Work task: Go through the entries below and print, exactly, the lines starting at the one with "Caveats: the cell" and ending at the one with "A k mesh can", keeping both ends and no others.

+++ Entries shown +++
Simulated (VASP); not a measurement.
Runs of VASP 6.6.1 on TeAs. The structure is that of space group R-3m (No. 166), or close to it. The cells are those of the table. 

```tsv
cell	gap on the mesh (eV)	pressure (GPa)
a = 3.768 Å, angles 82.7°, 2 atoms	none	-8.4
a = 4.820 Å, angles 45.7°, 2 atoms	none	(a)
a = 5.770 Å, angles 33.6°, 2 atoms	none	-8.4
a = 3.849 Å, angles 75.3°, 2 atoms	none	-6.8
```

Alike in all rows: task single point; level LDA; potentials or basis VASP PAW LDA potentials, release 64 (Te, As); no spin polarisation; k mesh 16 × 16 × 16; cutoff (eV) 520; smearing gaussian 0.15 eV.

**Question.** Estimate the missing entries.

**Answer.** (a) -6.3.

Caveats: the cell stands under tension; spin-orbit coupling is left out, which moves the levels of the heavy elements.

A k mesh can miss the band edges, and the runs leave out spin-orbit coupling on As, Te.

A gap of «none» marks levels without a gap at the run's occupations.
+++

Result:
Caveats: the cell stands under tension; spin-orbit coupling is left out, which moves the levels of the heavy elements.

A k mesh can miss the band edges, and the runs leave out spin-orbit coupling on As, Te.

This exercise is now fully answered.